• [Source data]:
=== Section Start ===
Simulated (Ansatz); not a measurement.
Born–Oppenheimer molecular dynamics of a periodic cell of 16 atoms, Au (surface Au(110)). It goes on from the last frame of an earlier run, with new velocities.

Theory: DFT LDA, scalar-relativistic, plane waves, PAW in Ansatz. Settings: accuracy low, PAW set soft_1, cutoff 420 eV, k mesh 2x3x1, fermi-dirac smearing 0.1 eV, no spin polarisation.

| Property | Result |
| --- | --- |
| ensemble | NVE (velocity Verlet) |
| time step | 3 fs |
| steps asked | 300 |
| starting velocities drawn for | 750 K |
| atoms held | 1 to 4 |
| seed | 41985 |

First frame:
=== Section End ===

• [Requirement]: What is wanted is every line above, written out exactly.

• [Response area]:
Simulated (Ansatz); not a measurement.
Born–Oppenheimer molecular dynamics of a periodic cell of 16 atoms, Au (surface Au(110)). It goes on from the last frame of an earlier run, with new velocities.

Theory: DFT LDA, scalar-relativistic, plane waves, PAW in Ansatz. Settings: accuracy low, PAW set soft_1, cutoff 420 eV, k mesh 2x3x1, fermi-dirac smearing 0.1 eV, no spin polarisation.

| Property | Result |
| --- | --- |
| ensemble | NVE (velocity Verlet) |
| time step | 3 fs |
| steps asked | 300 |
| starting velocities drawn for | 750 K |
| atoms held | 1 to 4 |
| seed | 41985 |

First frame:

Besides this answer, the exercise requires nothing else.